ASSIGNMENT: Read the listing below. Then repeat it exactly.

RECORDS SUPPLIED:
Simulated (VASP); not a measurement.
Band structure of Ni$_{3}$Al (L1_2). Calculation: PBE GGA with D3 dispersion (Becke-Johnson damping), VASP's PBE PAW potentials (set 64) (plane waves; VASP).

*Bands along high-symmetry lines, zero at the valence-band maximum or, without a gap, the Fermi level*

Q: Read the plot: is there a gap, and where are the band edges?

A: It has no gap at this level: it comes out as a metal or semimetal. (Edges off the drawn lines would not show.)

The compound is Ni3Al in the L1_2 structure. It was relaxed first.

RESPONSE AREA:
Simulated (VASP); not a measurement.
Band structure of Ni$_{3}$Al (L1_2). Calculation: PBE GGA with D3 dispersion (Becke-Johnson damping), VASP's PBE PAW potentials (set 64) (plane waves; VASP).

*Bands along high-symmetry lines, zero at the valence-band maximum or, without a gap, the Fermi level*

Q: Read the plot: is there a gap, and where are the band edges?

A: It has no gap at this level: it comes out as a metal or semimetal. (Edges off the drawn lines would not show.)

The compound is Ni3Al in the L1_2 structure. It was relaxed first.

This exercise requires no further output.